Requirement:
Your answer must match the data word for word.

Data section:
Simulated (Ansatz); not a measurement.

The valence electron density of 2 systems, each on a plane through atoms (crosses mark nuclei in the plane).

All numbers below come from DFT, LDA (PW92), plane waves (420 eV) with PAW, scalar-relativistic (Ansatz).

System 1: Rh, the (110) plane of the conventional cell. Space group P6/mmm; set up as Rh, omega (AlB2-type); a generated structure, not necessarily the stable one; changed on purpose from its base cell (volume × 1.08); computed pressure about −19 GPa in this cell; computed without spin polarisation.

Answer section:
Simulated (Ansatz); not a measurement.

The valence electron density of 2 systems, each on a plane through atoms (crosses mark nuclei in the plane).

All numbers below come from DFT, LDA (PW92), plane waves (420 eV) with PAW, scalar-relativistic (Ansatz).

System 1: Rh, the (110) plane of the conventional cell. Space group P6/mmm; set up as Rh, omega (AlB2-type); a generated structure, not necessarily the stable one; changed on purpose from its base cell (volume × 1.08); computed pressure about −19 GPa in this cell; computed without spin polarisation.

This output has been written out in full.